» **REQUIREMENT**
The lines from the start of the records through the one containing "-0.16 | 331.02 |" are to be transcribed exactly, and nothing else.

· · · ·

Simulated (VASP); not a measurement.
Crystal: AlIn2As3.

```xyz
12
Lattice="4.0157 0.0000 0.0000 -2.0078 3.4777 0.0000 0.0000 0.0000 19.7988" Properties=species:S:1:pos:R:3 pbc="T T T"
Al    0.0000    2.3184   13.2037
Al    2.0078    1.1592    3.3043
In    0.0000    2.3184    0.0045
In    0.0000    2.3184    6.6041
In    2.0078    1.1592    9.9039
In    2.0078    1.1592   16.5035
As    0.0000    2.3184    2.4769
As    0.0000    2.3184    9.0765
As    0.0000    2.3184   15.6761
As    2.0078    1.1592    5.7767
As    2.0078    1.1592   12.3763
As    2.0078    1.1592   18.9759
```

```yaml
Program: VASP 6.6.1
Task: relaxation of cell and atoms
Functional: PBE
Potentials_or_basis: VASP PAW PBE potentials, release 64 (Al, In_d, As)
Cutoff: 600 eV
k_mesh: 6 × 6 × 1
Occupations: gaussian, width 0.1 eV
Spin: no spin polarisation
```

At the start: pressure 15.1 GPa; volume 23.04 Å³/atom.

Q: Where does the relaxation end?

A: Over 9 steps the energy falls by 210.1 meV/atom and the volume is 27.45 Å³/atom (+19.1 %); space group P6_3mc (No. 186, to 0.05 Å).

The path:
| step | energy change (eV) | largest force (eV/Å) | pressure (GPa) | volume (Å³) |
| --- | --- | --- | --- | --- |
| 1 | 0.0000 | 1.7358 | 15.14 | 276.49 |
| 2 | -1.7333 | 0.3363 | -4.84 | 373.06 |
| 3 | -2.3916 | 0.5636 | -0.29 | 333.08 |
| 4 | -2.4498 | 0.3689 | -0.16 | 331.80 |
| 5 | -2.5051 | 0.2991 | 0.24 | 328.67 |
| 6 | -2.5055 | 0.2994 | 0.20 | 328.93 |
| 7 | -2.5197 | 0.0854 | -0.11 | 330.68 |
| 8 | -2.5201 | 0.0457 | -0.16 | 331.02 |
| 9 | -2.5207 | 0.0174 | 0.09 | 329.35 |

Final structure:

· · · ·

» **TASK OUTPUT**
Simulated (VASP); not a measurement.
Crystal: AlIn2As3.

```xyz
12
Lattice="4.0157 0.0000 0.0000 -2.0078 3.4777 0.0000 0.0000 0.0000 19.7988" Properties=species:S:1:pos:R:3 pbc="T T T"
Al    0.0000    2.3184   13.2037
Al    2.0078    1.1592    3.3043
In    0.0000    2.3184    0.0045
In    0.0000    2.3184    6.6041
In    2.0078    1.1592    9.9039
In    2.0078    1.1592   16.5035
As    0.0000    2.3184    2.4769
As    0.0000    2.3184    9.0765
As    0.0000    2.3184   15.6761
As    2.0078    1.1592    5.7767
As    2.0078    1.1592   12.3763
As    2.0078    1.1592   18.9759
```

```yaml
Program: VASP 6.6.1
Task: relaxation of cell and atoms
Functional: PBE
Potentials_or_basis: VASP PAW PBE potentials, release 64 (Al, In_d, As)
Cutoff: 600 eV
k_mesh: 6 × 6 × 1
Occupations: gaussian, width 0.1 eV
Spin: no spin polarisation
```

At the start: pressure 15.1 GPa; volume 23.04 Å³/atom.

Q: Where does the relaxation end?

A: Over 9 steps the energy falls by 210.1 meV/atom and the volume is 27.45 Å³/atom (+19.1 %); space group P6_3mc (No. 186, to 0.05 Å).

The path:
| step | energy change (eV) | largest force (eV/Å) | pressure (GPa) | volume (Å³) |
| --- | --- | --- | --- | --- |
| 1 | 0.0000 | 1.7358 | 15.14 | 276.49 |
| 2 | -1.7333 | 0.3363 | -4.84 | 373.06 |
| 3 | -2.3916 | 0.5636 | -0.29 | 333.08 |
| 4 | -2.4498 | 0.3689 | -0.16 | 331.80 |
| 5 | -2.5051 | 0.2991 | 0.24 | 328.67 |
| 6 | -2.5055 | 0.2994 | 0.20 | 328.93 |
| 7 | -2.5197 | 0.0854 | -0.11 | 330.68 |
| 8 | -2.5201 | 0.0457 | -0.16 | 331.02 |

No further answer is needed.